◆ WORK ITEM:
Take the material below and restate it word for word, stopping after the line in which "Method: Kohn-Sham DFT" occurs.

◆ DATA EXTRACT:
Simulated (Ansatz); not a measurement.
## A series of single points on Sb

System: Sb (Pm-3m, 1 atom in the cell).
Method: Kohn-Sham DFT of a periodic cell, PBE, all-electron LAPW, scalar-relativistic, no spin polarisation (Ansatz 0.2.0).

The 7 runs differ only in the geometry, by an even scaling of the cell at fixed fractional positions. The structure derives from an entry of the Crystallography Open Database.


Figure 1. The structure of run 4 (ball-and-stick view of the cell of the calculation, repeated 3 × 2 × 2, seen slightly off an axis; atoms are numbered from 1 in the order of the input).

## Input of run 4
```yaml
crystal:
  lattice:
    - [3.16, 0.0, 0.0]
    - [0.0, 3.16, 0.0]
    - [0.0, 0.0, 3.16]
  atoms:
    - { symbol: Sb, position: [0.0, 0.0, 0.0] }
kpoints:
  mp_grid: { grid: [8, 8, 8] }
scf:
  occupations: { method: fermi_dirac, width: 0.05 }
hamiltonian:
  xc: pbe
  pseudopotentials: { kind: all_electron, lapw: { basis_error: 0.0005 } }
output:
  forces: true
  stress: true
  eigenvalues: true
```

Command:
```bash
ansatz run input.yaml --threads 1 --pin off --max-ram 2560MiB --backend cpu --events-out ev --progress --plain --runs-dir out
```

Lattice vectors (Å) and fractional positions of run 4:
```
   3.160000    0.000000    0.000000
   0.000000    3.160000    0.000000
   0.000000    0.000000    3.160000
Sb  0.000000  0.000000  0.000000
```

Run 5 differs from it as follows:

◆ RESPONSE AREA:
Simulated (Ansatz); not a measurement.
## A series of single points on Sb

System: Sb (Pm-3m, 1 atom in the cell).
Method: Kohn-Sham DFT of a periodic cell, PBE, all-electron LAPW, scalar-relativistic, no spin polarisation (Ansatz 0.2.0).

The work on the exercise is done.